▶ WORK ORDER
When transcribing the entries, keep each one exactly as it is.

▶ PROVIDED INFORMATION
BEGIN
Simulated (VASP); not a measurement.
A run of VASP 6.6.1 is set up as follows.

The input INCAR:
END

▶ ANSWER BOX
Simulated (VASP); not a measurement.
A run of VASP 6.6.1 is set up as follows.

The input INCAR:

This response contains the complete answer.